----------

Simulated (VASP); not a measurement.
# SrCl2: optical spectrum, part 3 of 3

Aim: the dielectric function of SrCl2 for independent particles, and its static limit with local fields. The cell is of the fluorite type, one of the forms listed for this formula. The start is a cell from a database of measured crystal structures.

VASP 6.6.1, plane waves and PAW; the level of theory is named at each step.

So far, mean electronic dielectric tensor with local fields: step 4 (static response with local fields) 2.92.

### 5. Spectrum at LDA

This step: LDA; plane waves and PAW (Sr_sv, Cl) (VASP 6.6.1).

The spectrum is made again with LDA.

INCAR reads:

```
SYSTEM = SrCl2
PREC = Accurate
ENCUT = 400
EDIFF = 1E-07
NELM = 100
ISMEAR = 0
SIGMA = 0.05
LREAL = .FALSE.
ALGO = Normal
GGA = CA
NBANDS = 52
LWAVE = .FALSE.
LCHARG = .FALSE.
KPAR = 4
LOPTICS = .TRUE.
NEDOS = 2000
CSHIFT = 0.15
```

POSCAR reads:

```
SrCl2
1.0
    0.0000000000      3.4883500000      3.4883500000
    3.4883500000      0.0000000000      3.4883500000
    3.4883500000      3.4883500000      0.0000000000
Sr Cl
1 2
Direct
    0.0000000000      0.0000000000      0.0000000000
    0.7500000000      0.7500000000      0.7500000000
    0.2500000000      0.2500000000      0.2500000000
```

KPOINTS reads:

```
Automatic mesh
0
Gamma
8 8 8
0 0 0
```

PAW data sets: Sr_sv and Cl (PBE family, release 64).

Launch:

----------

BRIEF → Type the records again in full, matching them exactly.

WRITTEN REPLY →
Simulated (VASP); not a measurement.
# SrCl2: optical spectrum, part 3 of 3

Aim: the dielectric function of SrCl2 for independent particles, and its static limit with local fields. The cell is of the fluorite type, one of the forms listed for this formula. The start is a cell from a database of measured crystal structures.

VASP 6.6.1, plane waves and PAW; the level of theory is named at each step.

So far, mean electronic dielectric tensor with local fields: step 4 (static response with local fields) 2.92.

### 5. Spectrum at LDA

This step: LDA; plane waves and PAW (Sr_sv, Cl) (VASP 6.6.1).

The spectrum is made again with LDA.

INCAR reads:

```
SYSTEM = SrCl2
PREC = Accurate
ENCUT = 400
EDIFF = 1E-07
NELM = 100
ISMEAR = 0
SIGMA = 0.05
LREAL = .FALSE.
ALGO = Normal
GGA = CA
NBANDS = 52
LWAVE = .FALSE.
LCHARG = .FALSE.
KPAR = 4
LOPTICS = .TRUE.
NEDOS = 2000
CSHIFT = 0.15
```

POSCAR reads:

```
SrCl2
1.0
    0.0000000000      3.4883500000      3.4883500000
    3.4883500000      0.0000000000      3.4883500000
    3.4883500000      3.4883500000      0.0000000000
Sr Cl
1 2
Direct
    0.0000000000      0.0000000000      0.0000000000
    0.7500000000      0.7500000000      0.7500000000
    0.2500000000      0.2500000000      0.2500000000
```

KPOINTS reads:

```
Automatic mesh
0
Gamma
8 8 8
0 0 0
```

PAW data sets: Sr_sv and Cl (PBE family, release 64).

Launch:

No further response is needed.